*-*-*
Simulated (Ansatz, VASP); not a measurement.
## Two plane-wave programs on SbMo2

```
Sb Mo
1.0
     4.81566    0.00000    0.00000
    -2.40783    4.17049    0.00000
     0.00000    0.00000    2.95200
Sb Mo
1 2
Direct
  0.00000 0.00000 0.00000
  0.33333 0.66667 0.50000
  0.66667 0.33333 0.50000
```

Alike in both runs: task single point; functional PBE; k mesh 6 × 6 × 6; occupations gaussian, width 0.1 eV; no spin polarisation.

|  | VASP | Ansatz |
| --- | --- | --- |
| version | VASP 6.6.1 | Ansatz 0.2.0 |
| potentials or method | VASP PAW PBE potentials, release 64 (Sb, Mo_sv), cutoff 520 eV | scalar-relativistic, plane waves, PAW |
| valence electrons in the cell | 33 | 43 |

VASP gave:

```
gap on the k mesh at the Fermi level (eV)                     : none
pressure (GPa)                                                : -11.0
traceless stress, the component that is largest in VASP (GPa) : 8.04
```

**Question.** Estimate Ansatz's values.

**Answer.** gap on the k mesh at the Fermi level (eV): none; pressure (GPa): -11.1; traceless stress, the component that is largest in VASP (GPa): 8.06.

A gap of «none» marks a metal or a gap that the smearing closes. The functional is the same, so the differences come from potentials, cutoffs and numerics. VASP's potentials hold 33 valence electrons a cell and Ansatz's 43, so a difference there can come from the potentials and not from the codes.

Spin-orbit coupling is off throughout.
*-*-*

All lines above from the one holding "cell | 33 | 43 |" to the one holding "from the codes.", inclusive, are to be copied exactly; no other line is wanted.

RESULT:
| valence electrons in the cell | 33 | 43 |

VASP gave:

```
gap on the k mesh at the Fermi level (eV)                     : none
pressure (GPa)                                                : -11.0
traceless stress, the component that is largest in VASP (GPa) : 8.04
```

**Question.** Estimate Ansatz's values.

**Answer.** gap on the k mesh at the Fermi level (eV): none; pressure (GPa): -11.1; traceless stress, the component that is largest in VASP (GPa): 8.06.

A gap of «none» marks a metal or a gap that the smearing closes. The functional is the same, so the differences come from potentials, cutoffs and numerics. VASP's potentials hold 33 valence electrons a cell and Ansatz's 43, so a difference there can come from the potentials and not from the codes.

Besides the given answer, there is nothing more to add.